**WORK REQUEST:**
Retype every entry below exactly as it stands.

**PROVIDED DATA:**
------------------------------------------------------------------------
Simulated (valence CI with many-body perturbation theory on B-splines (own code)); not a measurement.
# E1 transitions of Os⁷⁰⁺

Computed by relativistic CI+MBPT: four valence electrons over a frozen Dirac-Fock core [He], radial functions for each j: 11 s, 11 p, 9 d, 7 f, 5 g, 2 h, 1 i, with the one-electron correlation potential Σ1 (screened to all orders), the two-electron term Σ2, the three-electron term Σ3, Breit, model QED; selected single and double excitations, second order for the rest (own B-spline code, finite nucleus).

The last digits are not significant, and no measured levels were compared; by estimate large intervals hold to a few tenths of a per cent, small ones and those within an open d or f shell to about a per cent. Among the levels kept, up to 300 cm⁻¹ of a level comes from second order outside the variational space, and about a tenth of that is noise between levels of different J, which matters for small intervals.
------------------------------------------------------------------------

**WRITTEN ANSWER:**
Simulated (valence CI with many-body perturbation theory on B-splines (own code)); not a measurement.
# E1 transitions of Os⁷⁰⁺

Computed by relativistic CI+MBPT: four valence electrons over a frozen Dirac-Fock core [He], radial functions for each j: 11 s, 11 p, 9 d, 7 f, 5 g, 2 h, 1 i, with the one-electron correlation potential Σ1 (screened to all orders), the two-electron term Σ2, the three-electron term Σ3, Breit, model QED; selected single and double excitations, second order for the rest (own B-spline code, finite nucleus).

The last digits are not significant, and no measured levels were compared; by estimate large intervals hold to a few tenths of a per cent, small ones and those within an open d or f shell to about a per cent. Among the levels kept, up to 300 cm⁻¹ of a level comes from second order outside the variational space, and about a tenth of that is noise between levels of different J, which matters for small intervals.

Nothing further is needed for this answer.